**ENTRIES SHOWN**:
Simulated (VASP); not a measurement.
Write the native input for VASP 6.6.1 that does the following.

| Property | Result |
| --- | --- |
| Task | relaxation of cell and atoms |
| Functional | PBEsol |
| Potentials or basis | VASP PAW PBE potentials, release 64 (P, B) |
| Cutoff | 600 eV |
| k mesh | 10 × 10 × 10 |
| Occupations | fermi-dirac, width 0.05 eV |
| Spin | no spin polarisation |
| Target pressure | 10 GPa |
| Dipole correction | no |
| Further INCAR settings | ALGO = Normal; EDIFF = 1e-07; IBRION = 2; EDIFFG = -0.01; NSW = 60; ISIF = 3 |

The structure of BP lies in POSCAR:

**BRIEF**:
Give back every entry exactly, with nothing left out.

**WORKED SOLUTION**:
Simulated (VASP); not a measurement.
Write the native input for VASP 6.6.1 that does the following.

| Property | Result |
| --- | --- |
| Task | relaxation of cell and atoms |
| Functional | PBEsol |
| Potentials or basis | VASP PAW PBE potentials, release 64 (P, B) |
| Cutoff | 600 eV |
| k mesh | 10 × 10 × 10 |
| Occupations | fermi-dirac, width 0.05 eV |
| Spin | no spin polarisation |
| Target pressure | 10 GPa |
| Dipole correction | no |
| Further INCAR settings | ALGO = Normal; EDIFF = 1e-07; IBRION = 2; EDIFFG = -0.01; NSW = 60; ISIF = 3 |

The structure of BP lies in POSCAR:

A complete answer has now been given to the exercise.